== THE DATA

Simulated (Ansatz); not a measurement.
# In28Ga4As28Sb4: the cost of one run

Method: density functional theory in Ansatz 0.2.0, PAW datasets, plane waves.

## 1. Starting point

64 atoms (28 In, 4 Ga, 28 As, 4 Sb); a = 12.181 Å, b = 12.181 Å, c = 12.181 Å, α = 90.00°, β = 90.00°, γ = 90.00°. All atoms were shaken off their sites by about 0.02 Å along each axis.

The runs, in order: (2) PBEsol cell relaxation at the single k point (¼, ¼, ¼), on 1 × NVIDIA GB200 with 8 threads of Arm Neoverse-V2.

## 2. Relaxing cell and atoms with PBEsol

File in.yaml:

====

Where the listing above has a line with "## 1. Starting point", start there, and output every line exactly through the line with "## 2. Relaxing cell and atoms with PBEsol", which is also included.

#### EXERCISE RESPONSE
## 1. Starting point

64 atoms (28 In, 4 Ga, 28 As, 4 Sb); a = 12.181 Å, b = 12.181 Å, c = 12.181 Å, α = 90.00°, β = 90.00°, γ = 90.00°. All atoms were shaken off their sites by about 0.02 Å along each axis.

The runs, in order: (2) PBEsol cell relaxation at the single k point (¼, ¼, ¼), on 1 × NVIDIA GB200 with 8 threads of Arm Neoverse-V2.

## 2. Relaxing cell and atoms with PBEsol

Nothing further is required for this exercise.